• _Assignment_
Start at the first line of the listing below. Write out each line exactly, stopping after the one that contains "waves, PAW |".

• _Available data_
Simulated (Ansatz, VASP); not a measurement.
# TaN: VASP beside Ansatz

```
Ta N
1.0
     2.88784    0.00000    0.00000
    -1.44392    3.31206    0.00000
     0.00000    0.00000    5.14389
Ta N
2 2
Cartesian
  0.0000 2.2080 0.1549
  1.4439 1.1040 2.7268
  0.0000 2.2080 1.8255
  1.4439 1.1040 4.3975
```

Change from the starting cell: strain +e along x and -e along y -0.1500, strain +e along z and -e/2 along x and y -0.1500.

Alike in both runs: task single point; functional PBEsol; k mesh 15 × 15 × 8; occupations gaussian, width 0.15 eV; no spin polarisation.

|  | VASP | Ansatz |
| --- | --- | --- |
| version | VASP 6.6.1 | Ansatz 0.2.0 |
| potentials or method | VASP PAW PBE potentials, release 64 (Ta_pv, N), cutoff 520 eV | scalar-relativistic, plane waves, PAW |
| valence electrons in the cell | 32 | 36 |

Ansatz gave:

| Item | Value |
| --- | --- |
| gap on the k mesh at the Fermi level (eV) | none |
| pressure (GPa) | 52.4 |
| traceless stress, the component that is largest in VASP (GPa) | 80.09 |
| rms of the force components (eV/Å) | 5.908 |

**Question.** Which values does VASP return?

• _Result_
Simulated (Ansatz, VASP); not a measurement.
# TaN: VASP beside Ansatz

```
Ta N
1.0
     2.88784    0.00000    0.00000
    -1.44392    3.31206    0.00000
     0.00000    0.00000    5.14389
Ta N
2 2
Cartesian
  0.0000 2.2080 0.1549
  1.4439 1.1040 2.7268
  0.0000 2.2080 1.8255
  1.4439 1.1040 4.3975
```

Change from the starting cell: strain +e along x and -e along y -0.1500, strain +e along z and -e/2 along x and y -0.1500.

Alike in both runs: task single point; functional PBEsol; k mesh 15 × 15 × 8; occupations gaussian, width 0.15 eV; no spin polarisation.

|  | VASP | Ansatz |
| --- | --- | --- |
| version | VASP 6.6.1 | Ansatz 0.2.0 |
| potentials or method | VASP PAW PBE potentials, release 64 (Ta_pv, N), cutoff 520 eV | scalar-relativistic, plane waves, PAW |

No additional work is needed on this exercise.